#####

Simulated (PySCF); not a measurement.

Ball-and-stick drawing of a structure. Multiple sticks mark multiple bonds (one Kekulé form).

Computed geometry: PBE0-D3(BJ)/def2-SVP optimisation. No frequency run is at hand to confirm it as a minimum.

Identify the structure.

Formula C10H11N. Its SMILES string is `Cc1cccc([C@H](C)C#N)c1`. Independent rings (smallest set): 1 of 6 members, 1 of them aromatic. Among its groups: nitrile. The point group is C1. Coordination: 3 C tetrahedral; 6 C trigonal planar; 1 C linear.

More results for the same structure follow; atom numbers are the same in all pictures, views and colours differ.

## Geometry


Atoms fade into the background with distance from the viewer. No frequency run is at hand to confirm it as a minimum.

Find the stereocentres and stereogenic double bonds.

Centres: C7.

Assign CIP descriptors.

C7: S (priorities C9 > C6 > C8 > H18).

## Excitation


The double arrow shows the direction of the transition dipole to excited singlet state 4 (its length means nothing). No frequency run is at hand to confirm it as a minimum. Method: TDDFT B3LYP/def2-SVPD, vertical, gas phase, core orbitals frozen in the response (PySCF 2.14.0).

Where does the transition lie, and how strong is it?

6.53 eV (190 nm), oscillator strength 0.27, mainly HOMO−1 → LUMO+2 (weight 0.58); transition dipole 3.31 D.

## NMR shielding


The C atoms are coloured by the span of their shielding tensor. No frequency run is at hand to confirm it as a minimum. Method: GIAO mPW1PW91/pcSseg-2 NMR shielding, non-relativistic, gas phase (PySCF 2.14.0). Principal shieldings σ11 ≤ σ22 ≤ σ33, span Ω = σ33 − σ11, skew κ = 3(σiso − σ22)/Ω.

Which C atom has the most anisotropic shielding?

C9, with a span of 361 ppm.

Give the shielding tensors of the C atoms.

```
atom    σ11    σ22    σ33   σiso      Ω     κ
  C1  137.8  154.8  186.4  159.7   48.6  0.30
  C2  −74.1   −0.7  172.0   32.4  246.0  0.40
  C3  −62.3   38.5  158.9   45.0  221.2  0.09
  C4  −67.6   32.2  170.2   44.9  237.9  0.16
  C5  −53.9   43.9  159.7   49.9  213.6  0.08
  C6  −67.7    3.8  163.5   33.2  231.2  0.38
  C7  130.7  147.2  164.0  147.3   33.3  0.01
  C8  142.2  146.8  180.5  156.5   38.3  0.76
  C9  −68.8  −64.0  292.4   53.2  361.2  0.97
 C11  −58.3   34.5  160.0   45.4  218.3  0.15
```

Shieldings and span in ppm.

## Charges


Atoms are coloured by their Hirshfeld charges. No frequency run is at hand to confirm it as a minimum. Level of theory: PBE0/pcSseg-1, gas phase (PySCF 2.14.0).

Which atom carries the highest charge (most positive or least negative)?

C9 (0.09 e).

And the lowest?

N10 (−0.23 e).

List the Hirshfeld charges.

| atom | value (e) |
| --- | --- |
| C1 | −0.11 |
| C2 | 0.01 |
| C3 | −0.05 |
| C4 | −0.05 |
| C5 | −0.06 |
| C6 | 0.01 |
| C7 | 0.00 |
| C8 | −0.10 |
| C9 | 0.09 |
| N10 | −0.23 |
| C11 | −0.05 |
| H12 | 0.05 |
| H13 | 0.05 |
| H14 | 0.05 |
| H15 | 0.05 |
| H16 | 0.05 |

#####

- [Work task]: Above are the lines; repeat exactly the ones from the line containing "C9 (0.09 e)." down to the line containing "H15 | 0.05 |", both inclusive.

- [Answer section]:
C9 (0.09 e).

And the lowest?

N10 (−0.23 e).

List the Hirshfeld charges.

| atom | value (e) |
| --- | --- |
| C1 | −0.11 |
| C2 | 0.01 |
| C3 | −0.05 |
| C4 | −0.05 |
| C5 | −0.06 |
| C6 | 0.01 |
| C7 | 0.00 |
| C8 | −0.10 |
| C9 | 0.09 |
| N10 | −0.23 |
| C11 | −0.05 |
| H12 | 0.05 |
| H13 | 0.05 |
| H14 | 0.05 |
| H15 | 0.05 |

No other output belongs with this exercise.